### BRIEF
Transcribe the listing below from its opening line up to and including the line that contains "Solution. It has"; reproduce nothing else.

--

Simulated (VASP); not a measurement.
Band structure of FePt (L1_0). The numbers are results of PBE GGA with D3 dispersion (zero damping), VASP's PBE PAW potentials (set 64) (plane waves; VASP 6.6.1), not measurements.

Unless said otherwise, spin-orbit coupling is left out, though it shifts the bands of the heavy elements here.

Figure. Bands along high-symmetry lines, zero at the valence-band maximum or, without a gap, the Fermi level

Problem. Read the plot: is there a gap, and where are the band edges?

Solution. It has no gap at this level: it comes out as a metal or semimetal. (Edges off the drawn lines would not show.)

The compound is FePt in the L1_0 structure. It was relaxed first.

--

### EXERCISE OUTPUT
Simulated (VASP); not a measurement.
Band structure of FePt (L1_0). The numbers are results of PBE GGA with D3 dispersion (zero damping), VASP's PBE PAW potentials (set 64) (plane waves; VASP 6.6.1), not measurements.

Unless said otherwise, spin-orbit coupling is left out, though it shifts the bands of the heavy elements here.

Figure. Bands along high-symmetry lines, zero at the valence-band maximum or, without a gap, the Fermi level

Problem. Read the plot: is there a gap, and where are the band edges?

Solution. It has no gap at this level: it comes out as a metal or semimetal. (Edges off the drawn lines would not show.)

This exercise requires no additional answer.